### Work item
The answer must be the full listing, reproduced word for word.

-- Data records follows --
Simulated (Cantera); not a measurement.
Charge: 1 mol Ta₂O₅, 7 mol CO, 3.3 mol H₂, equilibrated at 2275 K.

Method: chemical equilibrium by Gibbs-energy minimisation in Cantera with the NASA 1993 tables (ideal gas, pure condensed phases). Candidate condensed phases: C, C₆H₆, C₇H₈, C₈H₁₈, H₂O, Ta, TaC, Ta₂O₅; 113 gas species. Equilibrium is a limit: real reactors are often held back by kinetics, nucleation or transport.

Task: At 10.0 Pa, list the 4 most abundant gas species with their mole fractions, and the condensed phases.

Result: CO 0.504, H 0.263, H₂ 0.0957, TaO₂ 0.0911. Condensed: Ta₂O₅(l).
-- Data records concluded --

### Exercise solution
Simulated (Cantera); not a measurement.
Charge: 1 mol Ta₂O₅, 7 mol CO, 3.3 mol H₂, equilibrated at 2275 K.

Method: chemical equilibrium by Gibbs-energy minimisation in Cantera with the NASA 1993 tables (ideal gas, pure condensed phases). Candidate condensed phases: C, C₆H₆, C₇H₈, C₈H₁₈, H₂O, Ta, TaC, Ta₂O₅; 113 gas species. Equilibrium is a limit: real reactors are often held back by kinetics, nucleation or transport.

Task: At 10.0 Pa, list the 4 most abundant gas species with their mole fractions, and the condensed phases.

Result: CO 0.504, H 0.263, H₂ 0.0957, TaO₂ 0.0911. Condensed: Ta₂O₅(l).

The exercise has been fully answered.